SUPPLIED ENTRIES:
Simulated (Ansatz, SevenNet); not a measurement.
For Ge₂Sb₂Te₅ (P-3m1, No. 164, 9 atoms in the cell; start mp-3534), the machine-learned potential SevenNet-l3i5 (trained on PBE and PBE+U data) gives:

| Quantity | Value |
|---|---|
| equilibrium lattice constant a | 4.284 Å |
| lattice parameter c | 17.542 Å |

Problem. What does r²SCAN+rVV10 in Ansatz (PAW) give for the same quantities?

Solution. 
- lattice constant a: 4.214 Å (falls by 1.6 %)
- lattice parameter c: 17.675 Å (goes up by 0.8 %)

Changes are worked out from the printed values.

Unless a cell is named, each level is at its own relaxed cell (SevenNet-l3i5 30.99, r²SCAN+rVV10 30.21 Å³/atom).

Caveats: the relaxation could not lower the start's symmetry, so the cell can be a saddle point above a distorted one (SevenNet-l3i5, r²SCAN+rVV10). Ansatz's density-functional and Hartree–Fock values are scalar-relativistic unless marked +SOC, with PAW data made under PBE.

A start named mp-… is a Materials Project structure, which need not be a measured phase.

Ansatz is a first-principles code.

WORK INSTRUCTION: Within the material above, copy exactly the lines from the line that holds "Problem. What does" up to and including the line that holds "A start named".

EXERCISE SOLUTION:
Problem. What does r²SCAN+rVV10 in Ansatz (PAW) give for the same quantities?

Solution. 
- lattice constant a: 4.214 Å (falls by 1.6 %)
- lattice parameter c: 17.675 Å (goes up by 0.8 %)

Changes are worked out from the printed values.

Unless a cell is named, each level is at its own relaxed cell (SevenNet-l3i5 30.99, r²SCAN+rVV10 30.21 Å³/atom).

Caveats: the relaxation could not lower the start's symmetry, so the cell can be a saddle point above a distorted one (SevenNet-l3i5, r²SCAN+rVV10). Ansatz's density-functional and Hartree–Fock values are scalar-relativistic unless marked +SOC, with PAW data made under PBE.

A start named mp-… is a Materials Project structure, which need not be a measured phase.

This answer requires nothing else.